● **Action item**: There is material below. Print exactly the lines starting at the line with "### The system as given" and ending at the line with "Space group I4_1/amd", ends included, and no others.

● **Dataset content**:
┄┄┄┄┄┄

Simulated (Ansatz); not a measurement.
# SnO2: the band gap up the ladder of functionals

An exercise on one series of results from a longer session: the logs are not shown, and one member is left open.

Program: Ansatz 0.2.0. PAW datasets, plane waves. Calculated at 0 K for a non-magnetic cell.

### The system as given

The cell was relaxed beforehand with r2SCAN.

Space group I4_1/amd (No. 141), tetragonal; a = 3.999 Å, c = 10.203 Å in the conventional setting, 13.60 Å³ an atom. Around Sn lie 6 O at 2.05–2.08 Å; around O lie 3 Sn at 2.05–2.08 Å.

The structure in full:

┄┄┄┄┄┄

● **Exercise answer**:
### The system as given

The cell was relaxed beforehand with r2SCAN.

Space group I4_1/amd (No. 141), tetragonal; a = 3.999 Å, c = 10.203 Å in the conventional setting, 13.60 Å³ an atom. Around Sn lie 6 O at 2.05–2.08 Å; around O lie 3 Sn at 2.05–2.08 Å.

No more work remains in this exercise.